## WORK REQUEST
Beginning at the line containing "Q: Which sites" in the material below and ending at the line containing "Q: What dipole", return each line exactly and add nothing.

## DATA TO EXAMINE
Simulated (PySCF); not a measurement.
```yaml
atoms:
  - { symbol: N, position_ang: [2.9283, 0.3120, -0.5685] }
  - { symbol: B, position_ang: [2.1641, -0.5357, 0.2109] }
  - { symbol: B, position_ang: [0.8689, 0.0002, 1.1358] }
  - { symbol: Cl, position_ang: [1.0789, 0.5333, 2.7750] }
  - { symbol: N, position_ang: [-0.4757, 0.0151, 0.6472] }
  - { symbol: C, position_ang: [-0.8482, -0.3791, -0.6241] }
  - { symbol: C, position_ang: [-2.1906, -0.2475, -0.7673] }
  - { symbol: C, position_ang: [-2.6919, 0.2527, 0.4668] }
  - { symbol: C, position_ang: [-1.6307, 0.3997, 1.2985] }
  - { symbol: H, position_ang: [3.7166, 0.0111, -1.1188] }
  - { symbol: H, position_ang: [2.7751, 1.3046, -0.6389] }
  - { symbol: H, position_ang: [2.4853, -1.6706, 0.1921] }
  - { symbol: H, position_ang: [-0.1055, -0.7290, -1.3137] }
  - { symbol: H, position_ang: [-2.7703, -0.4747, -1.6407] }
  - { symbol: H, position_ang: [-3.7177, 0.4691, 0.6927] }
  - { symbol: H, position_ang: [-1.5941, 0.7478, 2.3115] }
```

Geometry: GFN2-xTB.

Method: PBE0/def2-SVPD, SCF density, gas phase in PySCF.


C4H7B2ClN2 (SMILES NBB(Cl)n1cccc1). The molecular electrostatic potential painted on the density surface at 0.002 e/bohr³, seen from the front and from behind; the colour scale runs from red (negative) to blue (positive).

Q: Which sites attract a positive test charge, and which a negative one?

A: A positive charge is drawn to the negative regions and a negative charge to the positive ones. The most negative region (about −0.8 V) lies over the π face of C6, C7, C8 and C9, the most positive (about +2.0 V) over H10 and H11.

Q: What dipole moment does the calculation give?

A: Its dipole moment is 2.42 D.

## YOUR SOLUTION
Q: Which sites attract a positive test charge, and which a negative one?

A: A positive charge is drawn to the negative regions and a negative charge to the positive ones. The most negative region (about −0.8 V) lies over the π face of C6, C7, C8 and C9, the most positive (about +2.0 V) over H10 and H11.

Q: What dipole moment does the calculation give?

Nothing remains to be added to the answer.